### Exercise
Transcribe the entire listing exactly as it appears.

** Supplied entries follows **

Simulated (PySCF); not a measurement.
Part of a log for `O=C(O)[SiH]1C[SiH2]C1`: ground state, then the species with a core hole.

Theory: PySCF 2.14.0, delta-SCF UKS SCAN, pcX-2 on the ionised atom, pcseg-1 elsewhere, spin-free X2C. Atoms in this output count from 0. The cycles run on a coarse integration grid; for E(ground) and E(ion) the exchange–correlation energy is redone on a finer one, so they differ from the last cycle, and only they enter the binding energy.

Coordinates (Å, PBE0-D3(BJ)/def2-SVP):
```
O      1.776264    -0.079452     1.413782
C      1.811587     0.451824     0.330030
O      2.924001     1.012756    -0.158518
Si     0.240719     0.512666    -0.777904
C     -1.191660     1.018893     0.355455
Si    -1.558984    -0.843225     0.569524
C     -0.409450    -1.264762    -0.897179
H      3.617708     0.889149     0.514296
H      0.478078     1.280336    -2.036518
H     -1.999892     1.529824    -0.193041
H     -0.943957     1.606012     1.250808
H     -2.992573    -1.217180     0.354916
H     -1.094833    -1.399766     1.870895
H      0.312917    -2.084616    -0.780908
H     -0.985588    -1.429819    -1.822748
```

** End of Supplied entries **

### Task output
Simulated (PySCF); not a measurement.
Part of a log for `O=C(O)[SiH]1C[SiH2]C1`: ground state, then the species with a core hole.

Theory: PySCF 2.14.0, delta-SCF UKS SCAN, pcX-2 on the ionised atom, pcseg-1 elsewhere, spin-free X2C. Atoms in this output count from 0. The cycles run on a coarse integration grid; for E(ground) and E(ion) the exchange–correlation energy is redone on a finer one, so they differ from the last cycle, and only they enter the binding energy.

Coordinates (Å, PBE0-D3(BJ)/def2-SVP):
```
O      1.776264    -0.079452     1.413782
C      1.811587     0.451824     0.330030
O      2.924001     1.012756    -0.158518
Si     0.240719     0.512666    -0.777904
C     -1.191660     1.018893     0.355455
Si    -1.558984    -0.843225     0.569524
C     -0.409450    -1.264762    -0.897179
H      3.617708     0.889149     0.514296
H      0.478078     1.280336    -2.036518
H     -1.999892     1.529824    -0.193041
H     -0.943957     1.606012     1.250808
H     -2.992573    -1.217180     0.354916
H     -1.094833    -1.399766     1.870895
H      0.312917    -2.084616    -0.780908
H     -0.985588    -1.429819    -1.822748
```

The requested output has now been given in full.